• _Work request_
Beginning with the first line of the entries below, quote each line until you reach and include the line with "Dispersion adds attraction, which".

• _Material shown_
◇ ◇ ◇ ◇

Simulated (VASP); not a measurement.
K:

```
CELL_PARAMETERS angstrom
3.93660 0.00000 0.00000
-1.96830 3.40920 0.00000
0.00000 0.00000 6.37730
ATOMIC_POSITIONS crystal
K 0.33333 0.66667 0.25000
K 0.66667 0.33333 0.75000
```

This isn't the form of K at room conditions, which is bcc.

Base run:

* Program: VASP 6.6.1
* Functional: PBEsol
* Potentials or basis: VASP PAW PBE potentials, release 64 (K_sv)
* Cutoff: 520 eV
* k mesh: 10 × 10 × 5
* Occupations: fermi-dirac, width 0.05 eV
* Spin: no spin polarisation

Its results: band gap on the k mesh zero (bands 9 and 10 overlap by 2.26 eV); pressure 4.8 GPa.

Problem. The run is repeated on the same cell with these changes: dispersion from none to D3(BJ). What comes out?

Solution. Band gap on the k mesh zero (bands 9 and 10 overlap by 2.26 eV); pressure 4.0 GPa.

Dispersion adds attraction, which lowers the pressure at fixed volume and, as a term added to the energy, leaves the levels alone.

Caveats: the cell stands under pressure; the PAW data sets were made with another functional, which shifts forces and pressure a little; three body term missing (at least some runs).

◇ ◇ ◇ ◇

• _Response area_
Simulated (VASP); not a measurement.
K:

```
CELL_PARAMETERS angstrom
3.93660 0.00000 0.00000
-1.96830 3.40920 0.00000
0.00000 0.00000 6.37730
ATOMIC_POSITIONS crystal
K 0.33333 0.66667 0.25000
K 0.66667 0.33333 0.75000
```

This isn't the form of K at room conditions, which is bcc.

Base run:

* Program: VASP 6.6.1
* Functional: PBEsol
* Potentials or basis: VASP PAW PBE potentials, release 64 (K_sv)
* Cutoff: 520 eV
* k mesh: 10 × 10 × 5
* Occupations: fermi-dirac, width 0.05 eV
* Spin: no spin polarisation

Its results: band gap on the k mesh zero (bands 9 and 10 overlap by 2.26 eV); pressure 4.8 GPa.

Problem. The run is repeated on the same cell with these changes: dispersion from none to D3(BJ). What comes out?

Solution. Band gap on the k mesh zero (bands 9 and 10 overlap by 2.26 eV); pressure 4.0 GPa.

Dispersion adds attraction, which lowers the pressure at fixed volume and, as a term added to the energy, leaves the levels alone.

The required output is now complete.